Requirement: Every record below must come back exactly as given.

Information shown:
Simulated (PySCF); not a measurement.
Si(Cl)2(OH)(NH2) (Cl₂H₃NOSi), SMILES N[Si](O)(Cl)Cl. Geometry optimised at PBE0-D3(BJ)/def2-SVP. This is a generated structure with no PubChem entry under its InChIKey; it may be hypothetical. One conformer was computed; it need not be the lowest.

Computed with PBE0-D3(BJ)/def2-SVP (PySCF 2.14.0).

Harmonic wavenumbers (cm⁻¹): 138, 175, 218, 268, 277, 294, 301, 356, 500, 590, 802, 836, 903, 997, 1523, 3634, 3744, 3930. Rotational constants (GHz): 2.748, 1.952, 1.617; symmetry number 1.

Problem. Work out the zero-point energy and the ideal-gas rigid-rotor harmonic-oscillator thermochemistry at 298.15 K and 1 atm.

Written answer:
Simulated (PySCF); not a measurement.
Si(Cl)2(OH)(NH2) (Cl₂H₃NOSi), SMILES N[Si](O)(Cl)Cl. Geometry optimised at PBE0-D3(BJ)/def2-SVP. This is a generated structure with no PubChem entry under its InChIKey; it may be hypothetical. One conformer was computed; it need not be the lowest.

Computed with PBE0-D3(BJ)/def2-SVP (PySCF 2.14.0).

Harmonic wavenumbers (cm⁻¹): 138, 175, 218, 268, 277, 294, 301, 356, 500, 590, 802, 836, 903, 997, 1523, 3634, 3744, 3930. Rotational constants (GHz): 2.748, 1.952, 1.617; symmetry number 1.

Problem. Work out the zero-point energy and the ideal-gas rigid-rotor harmonic-oscillator thermochemistry at 298.15 K and 1 atm.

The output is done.